● **Brief**: Below is a block of entries; repeat exactly the lines starting at the line that contains "The run: nudged" and ending at the line that contains "The structure derives", both included.

Source material START

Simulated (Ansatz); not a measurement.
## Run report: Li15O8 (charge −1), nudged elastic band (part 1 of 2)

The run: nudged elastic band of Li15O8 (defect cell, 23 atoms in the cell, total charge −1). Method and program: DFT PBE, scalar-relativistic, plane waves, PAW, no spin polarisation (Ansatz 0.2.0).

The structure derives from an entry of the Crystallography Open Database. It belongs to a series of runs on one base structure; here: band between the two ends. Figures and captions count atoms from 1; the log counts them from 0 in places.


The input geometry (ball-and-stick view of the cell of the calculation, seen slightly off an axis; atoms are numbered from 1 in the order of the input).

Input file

Source material END

● **Written answer**:
The run: nudged elastic band of Li15O8 (defect cell, 23 atoms in the cell, total charge −1). Method and program: DFT PBE, scalar-relativistic, plane waves, PAW, no spin polarisation (Ansatz 0.2.0).

The structure derives from an entry of the Crystallography Open Database. It belongs to a series of runs on one base structure; here: band between the two ends. Figures and captions count atoms from 1; the log counts them from 0 in places.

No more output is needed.